- _ASSIGNMENT_
The answer must be an exact reproduction of the lines from the start of the records below through the line containing "- | 2e-7 | 2e-7 |", and nothing more.

- _LISTED RECORDS_
- Opening Delimiter -

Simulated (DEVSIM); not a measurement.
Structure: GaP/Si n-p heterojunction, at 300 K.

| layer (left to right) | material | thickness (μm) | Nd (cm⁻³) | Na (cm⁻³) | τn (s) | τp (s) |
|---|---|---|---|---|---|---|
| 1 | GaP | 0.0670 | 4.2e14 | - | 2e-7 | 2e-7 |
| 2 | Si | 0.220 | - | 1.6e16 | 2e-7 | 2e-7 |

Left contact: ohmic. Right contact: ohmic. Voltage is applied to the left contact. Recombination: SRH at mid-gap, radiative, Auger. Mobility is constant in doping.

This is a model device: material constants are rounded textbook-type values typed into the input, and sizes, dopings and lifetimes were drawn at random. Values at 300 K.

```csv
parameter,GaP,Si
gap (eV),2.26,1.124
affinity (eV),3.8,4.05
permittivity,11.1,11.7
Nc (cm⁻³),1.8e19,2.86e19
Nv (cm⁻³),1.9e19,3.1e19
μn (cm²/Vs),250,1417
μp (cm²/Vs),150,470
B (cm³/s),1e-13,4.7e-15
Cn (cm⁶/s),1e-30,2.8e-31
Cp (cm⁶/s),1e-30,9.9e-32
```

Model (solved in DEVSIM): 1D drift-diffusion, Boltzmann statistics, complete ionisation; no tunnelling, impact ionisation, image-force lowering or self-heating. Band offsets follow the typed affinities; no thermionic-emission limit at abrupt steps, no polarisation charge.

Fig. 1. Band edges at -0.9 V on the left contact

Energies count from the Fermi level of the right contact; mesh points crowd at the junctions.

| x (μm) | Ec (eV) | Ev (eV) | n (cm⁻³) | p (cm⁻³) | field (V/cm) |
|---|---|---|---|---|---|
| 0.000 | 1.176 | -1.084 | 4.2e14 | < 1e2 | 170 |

- Closing Delimiter -

- _EXPECTED ANSWER_
Simulated (DEVSIM); not a measurement.
Structure: GaP/Si n-p heterojunction, at 300 K.

| layer (left to right) | material | thickness (μm) | Nd (cm⁻³) | Na (cm⁻³) | τn (s) | τp (s) |
|---|---|---|---|---|---|---|
| 1 | GaP | 0.0670 | 4.2e14 | - | 2e-7 | 2e-7 |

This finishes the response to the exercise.